Extracted data:
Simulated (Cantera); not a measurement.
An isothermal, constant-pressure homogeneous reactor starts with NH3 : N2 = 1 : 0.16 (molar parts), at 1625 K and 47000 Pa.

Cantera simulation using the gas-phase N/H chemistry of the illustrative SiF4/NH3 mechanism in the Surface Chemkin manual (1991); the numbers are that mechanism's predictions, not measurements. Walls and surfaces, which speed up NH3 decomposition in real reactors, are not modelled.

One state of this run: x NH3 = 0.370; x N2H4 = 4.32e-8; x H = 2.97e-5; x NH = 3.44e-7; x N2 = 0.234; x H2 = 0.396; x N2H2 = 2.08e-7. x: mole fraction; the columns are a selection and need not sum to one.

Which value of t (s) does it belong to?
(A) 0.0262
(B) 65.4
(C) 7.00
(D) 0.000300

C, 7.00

Work task: Reproduce only what lies between the start of the listing above and the end of the line containing "(D) 0.000300", keeping every line exact.

Task output:
Simulated (Cantera); not a measurement.
An isothermal, constant-pressure homogeneous reactor starts with NH3 : N2 = 1 : 0.16 (molar parts), at 1625 K and 47000 Pa.

Cantera simulation using the gas-phase N/H chemistry of the illustrative SiF4/NH3 mechanism in the Surface Chemkin manual (1991); the numbers are that mechanism's predictions, not measurements. Walls and surfaces, which speed up NH3 decomposition in real reactors, are not modelled.

One state of this run: x NH3 = 0.370; x N2H4 = 4.32e-8; x H = 2.97e-5; x NH = 3.44e-7; x N2 = 0.234; x H2 = 0.396; x N2H2 = 2.08e-7. x: mole fraction; the columns are a selection and need not sum to one.

Which value of t (s) does it belong to?
(A) 0.0262
(B) 65.4
(C) 7.00
(D) 0.000300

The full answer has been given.